**ACTIVITY**
When the line with "Change from the" is reached, include it and stop; before that, copy each line of the listing exactly from the first.

**GIVEN INFORMATION**
Segment Open

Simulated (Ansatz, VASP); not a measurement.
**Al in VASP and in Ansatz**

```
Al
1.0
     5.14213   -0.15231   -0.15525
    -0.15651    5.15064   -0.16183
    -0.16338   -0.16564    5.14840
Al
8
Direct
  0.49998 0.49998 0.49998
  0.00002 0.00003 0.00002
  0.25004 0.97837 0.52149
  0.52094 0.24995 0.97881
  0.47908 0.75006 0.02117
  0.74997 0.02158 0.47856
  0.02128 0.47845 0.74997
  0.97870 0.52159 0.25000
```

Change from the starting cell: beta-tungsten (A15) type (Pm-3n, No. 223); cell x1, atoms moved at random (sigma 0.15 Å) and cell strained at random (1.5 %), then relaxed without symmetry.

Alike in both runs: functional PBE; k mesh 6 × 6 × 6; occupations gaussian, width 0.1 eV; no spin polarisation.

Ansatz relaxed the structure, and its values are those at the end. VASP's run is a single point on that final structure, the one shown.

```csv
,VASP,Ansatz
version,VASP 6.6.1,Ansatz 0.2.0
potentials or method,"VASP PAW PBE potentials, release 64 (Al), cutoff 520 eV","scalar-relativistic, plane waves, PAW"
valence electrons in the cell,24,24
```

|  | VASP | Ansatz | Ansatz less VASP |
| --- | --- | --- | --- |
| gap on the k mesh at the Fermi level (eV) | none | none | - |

Segment Closed

**PROBLEM SOLUTION**
Simulated (Ansatz, VASP); not a measurement.
**Al in VASP and in Ansatz**

```
Al
1.0
     5.14213   -0.15231   -0.15525
    -0.15651    5.15064   -0.16183
    -0.16338   -0.16564    5.14840
Al
8
Direct
  0.49998 0.49998 0.49998
  0.00002 0.00003 0.00002
  0.25004 0.97837 0.52149
  0.52094 0.24995 0.97881
  0.47908 0.75006 0.02117
  0.74997 0.02158 0.47856
  0.02128 0.47845 0.74997
  0.97870 0.52159 0.25000
```

Change from the starting cell: beta-tungsten (A15) type (Pm-3n, No. 223); cell x1, atoms moved at random (sigma 0.15 Å) and cell strained at random (1.5 %), then relaxed without symmetry.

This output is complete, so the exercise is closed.